Dataset:
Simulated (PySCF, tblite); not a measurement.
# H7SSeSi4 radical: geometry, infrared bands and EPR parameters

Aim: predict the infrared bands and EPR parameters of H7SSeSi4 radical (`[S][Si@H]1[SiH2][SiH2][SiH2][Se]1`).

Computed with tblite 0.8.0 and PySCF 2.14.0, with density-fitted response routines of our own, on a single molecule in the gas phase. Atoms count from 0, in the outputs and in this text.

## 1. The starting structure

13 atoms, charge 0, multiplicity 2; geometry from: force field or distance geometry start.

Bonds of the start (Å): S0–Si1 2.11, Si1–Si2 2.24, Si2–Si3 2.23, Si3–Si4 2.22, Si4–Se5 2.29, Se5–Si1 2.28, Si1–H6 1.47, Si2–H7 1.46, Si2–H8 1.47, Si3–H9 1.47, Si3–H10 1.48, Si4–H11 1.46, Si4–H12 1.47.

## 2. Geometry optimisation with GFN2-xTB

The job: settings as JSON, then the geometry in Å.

Assignment: Please copy out the records exactly as they appear.

Written response:
Simulated (PySCF, tblite); not a measurement.
# H7SSeSi4 radical: geometry, infrared bands and EPR parameters

Aim: predict the infrared bands and EPR parameters of H7SSeSi4 radical (`[S][Si@H]1[SiH2][SiH2][SiH2][Se]1`).

Computed with tblite 0.8.0 and PySCF 2.14.0, with density-fitted response routines of our own, on a single molecule in the gas phase. Atoms count from 0, in the outputs and in this text.

## 1. The starting structure

13 atoms, charge 0, multiplicity 2; geometry from: force field or distance geometry start.

Bonds of the start (Å): S0–Si1 2.11, Si1–Si2 2.24, Si2–Si3 2.23, Si3–Si4 2.22, Si4–Se5 2.29, Se5–Si1 2.28, Si1–H6 1.47, Si2–H7 1.46, Si2–H8 1.47, Si3–H9 1.47, Si3–H10 1.48, Si4–H11 1.46, Si4–H12 1.47.

## 2. Geometry optimisation with GFN2-xTB

The job: settings as JSON, then the geometry in Å.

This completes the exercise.